WORK TASK: Only these lines of the data below are wanted: the one with "# Calculated NMR data", the one with "Computed data (PySCF", and any lines between them, each repeated exactly.

··· EXCERPTED RECORDS ···
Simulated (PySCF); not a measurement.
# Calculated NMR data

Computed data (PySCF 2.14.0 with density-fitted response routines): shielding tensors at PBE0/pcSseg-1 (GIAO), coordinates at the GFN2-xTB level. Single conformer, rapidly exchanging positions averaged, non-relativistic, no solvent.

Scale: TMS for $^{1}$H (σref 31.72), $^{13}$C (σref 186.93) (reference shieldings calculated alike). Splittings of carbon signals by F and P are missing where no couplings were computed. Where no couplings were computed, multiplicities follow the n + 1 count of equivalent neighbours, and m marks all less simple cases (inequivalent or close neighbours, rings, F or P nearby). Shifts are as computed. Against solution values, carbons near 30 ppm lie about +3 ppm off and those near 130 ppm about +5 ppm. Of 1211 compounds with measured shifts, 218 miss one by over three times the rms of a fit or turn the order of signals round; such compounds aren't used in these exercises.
···

ANSWER SECTION:
# Calculated NMR data

Computed data (PySCF 2.14.0 with density-fitted response routines): shielding tensors at PBE0/pcSseg-1 (GIAO), coordinates at the GFN2-xTB level. Single conformer, rapidly exchanging positions averaged, non-relativistic, no solvent.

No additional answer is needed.